_Work order:_ Return each line of the data below unchanged, please.

Input data Block Start

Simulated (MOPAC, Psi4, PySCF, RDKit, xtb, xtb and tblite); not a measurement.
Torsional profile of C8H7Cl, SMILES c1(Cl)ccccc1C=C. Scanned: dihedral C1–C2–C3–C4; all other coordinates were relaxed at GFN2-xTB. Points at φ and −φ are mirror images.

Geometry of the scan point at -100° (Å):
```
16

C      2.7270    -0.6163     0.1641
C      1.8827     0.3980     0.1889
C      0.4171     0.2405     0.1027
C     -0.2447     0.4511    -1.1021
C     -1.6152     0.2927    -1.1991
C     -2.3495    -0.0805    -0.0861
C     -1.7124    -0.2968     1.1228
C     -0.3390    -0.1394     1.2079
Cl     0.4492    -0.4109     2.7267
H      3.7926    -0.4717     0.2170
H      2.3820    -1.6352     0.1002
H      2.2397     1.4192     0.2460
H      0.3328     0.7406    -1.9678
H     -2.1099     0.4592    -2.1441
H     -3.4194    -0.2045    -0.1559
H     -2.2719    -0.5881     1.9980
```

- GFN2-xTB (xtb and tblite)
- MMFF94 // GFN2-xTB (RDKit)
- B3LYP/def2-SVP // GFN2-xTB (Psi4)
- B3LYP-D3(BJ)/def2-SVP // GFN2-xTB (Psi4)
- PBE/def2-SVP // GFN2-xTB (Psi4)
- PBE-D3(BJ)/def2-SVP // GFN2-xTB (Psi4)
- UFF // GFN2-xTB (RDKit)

Input data Block End

_Your solution:_
Simulated (MOPAC, Psi4, PySCF, RDKit, xtb, xtb and tblite); not a measurement.
Torsional profile of C8H7Cl, SMILES c1(Cl)ccccc1C=C. Scanned: dihedral C1–C2–C3–C4; all other coordinates were relaxed at GFN2-xTB. Points at φ and −φ are mirror images.

Geometry of the scan point at -100° (Å):
```
16

C      2.7270    -0.6163     0.1641
C      1.8827     0.3980     0.1889
C      0.4171     0.2405     0.1027
C     -0.2447     0.4511    -1.1021
C     -1.6152     0.2927    -1.1991
C     -2.3495    -0.0805    -0.0861
C     -1.7124    -0.2968     1.1228
C     -0.3390    -0.1394     1.2079
Cl     0.4492    -0.4109     2.7267
H      3.7926    -0.4717     0.2170
H      2.3820    -1.6352     0.1002
H      2.2397     1.4192     0.2460
H      0.3328     0.7406    -1.9678
H     -2.1099     0.4592    -2.1441
H     -3.4194    -0.2045    -0.1559
H     -2.2719    -0.5881     1.9980
```

- GFN2-xTB (xtb and tblite)
- MMFF94 // GFN2-xTB (RDKit)
- B3LYP/def2-SVP // GFN2-xTB (Psi4)
- B3LYP-D3(BJ)/def2-SVP // GFN2-xTB (Psi4)
- PBE/def2-SVP // GFN2-xTB (Psi4)
- PBE-D3(BJ)/def2-SVP // GFN2-xTB (Psi4)
- UFF // GFN2-xTB (RDKit)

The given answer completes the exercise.